→ Work order:
Repeat only the lines below from the one containing "Fx | Fy | Fz |" through the one containing "-0.149 | 0.000 |", inclusive, exactly as written.

→ Provided records:
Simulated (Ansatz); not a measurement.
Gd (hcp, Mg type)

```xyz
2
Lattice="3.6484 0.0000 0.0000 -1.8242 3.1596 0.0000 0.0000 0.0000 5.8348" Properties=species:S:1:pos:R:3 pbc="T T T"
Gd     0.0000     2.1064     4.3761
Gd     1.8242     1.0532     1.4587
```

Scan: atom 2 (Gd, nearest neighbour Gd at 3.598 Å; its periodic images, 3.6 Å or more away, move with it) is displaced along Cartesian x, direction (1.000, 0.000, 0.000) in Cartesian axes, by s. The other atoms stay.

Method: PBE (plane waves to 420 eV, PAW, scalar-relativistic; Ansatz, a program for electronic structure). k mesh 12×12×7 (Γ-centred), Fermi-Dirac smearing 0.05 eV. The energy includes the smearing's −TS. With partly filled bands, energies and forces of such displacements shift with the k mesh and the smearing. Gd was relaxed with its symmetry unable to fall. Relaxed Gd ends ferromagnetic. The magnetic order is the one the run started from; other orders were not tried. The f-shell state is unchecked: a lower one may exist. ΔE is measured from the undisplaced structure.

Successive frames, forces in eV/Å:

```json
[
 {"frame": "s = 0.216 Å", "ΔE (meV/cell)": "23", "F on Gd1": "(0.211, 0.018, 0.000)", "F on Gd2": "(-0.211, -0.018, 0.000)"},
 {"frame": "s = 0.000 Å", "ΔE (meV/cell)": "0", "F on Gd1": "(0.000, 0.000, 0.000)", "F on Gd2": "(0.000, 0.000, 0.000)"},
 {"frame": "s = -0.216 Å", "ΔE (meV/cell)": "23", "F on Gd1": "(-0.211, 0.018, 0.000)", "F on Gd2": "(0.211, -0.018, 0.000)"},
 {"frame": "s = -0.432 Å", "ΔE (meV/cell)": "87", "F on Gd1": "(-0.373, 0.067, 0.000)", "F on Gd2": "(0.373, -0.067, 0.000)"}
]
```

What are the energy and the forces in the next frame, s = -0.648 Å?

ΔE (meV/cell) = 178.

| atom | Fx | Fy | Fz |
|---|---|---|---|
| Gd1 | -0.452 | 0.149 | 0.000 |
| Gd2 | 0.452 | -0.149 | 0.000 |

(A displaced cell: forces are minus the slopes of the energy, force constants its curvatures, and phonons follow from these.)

→ Written answer:
| atom | Fx | Fy | Fz |
|---|---|---|---|
| Gd1 | -0.452 | 0.149 | 0.000 |
| Gd2 | 0.452 | -0.149 | 0.000 |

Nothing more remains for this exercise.